> [Required action]
Please write out, exactly, every line of the listing from its first line through the one that includes "Caveats: some runs use coarse meshes.".

*** Opening Given information ***

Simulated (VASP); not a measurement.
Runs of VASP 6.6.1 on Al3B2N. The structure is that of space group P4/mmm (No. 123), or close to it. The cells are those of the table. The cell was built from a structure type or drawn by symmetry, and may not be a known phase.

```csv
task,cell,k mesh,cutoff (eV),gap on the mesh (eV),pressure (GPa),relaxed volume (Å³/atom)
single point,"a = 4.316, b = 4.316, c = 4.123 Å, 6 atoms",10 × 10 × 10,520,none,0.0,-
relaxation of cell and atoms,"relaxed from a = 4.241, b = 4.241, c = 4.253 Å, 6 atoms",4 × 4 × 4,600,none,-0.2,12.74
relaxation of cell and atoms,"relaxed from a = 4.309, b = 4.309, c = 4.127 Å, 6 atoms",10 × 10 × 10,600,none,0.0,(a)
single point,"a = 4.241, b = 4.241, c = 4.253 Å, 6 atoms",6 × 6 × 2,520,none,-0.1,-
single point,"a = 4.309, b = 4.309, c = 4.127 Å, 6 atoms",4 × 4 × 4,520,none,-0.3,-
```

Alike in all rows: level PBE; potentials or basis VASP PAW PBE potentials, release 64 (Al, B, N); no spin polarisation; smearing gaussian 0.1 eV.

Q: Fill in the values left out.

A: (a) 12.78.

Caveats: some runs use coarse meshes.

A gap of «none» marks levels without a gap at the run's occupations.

*** Closing Given information ***

> [Task output]
Simulated (VASP); not a measurement.
Runs of VASP 6.6.1 on Al3B2N. The structure is that of space group P4/mmm (No. 123), or close to it. The cells are those of the table. The cell was built from a structure type or drawn by symmetry, and may not be a known phase.

```csv
task,cell,k mesh,cutoff (eV),gap on the mesh (eV),pressure (GPa),relaxed volume (Å³/atom)
single point,"a = 4.316, b = 4.316, c = 4.123 Å, 6 atoms",10 × 10 × 10,520,none,0.0,-
relaxation of cell and atoms,"relaxed from a = 4.241, b = 4.241, c = 4.253 Å, 6 atoms",4 × 4 × 4,600,none,-0.2,12.74
relaxation of cell and atoms,"relaxed from a = 4.309, b = 4.309, c = 4.127 Å, 6 atoms",10 × 10 × 10,600,none,0.0,(a)
single point,"a = 4.241, b = 4.241, c = 4.253 Å, 6 atoms",6 × 6 × 2,520,none,-0.1,-
single point,"a = 4.309, b = 4.309, c = 4.127 Å, 6 atoms",4 × 4 × 4,520,none,-0.3,-
```

Alike in all rows: level PBE; potentials or basis VASP PAW PBE potentials, release 64 (Al, B, N); no spin polarisation; smearing gaussian 0.1 eV.

Q: Fill in the values left out.

A: (a) 12.78.

Caveats: some runs use coarse meshes.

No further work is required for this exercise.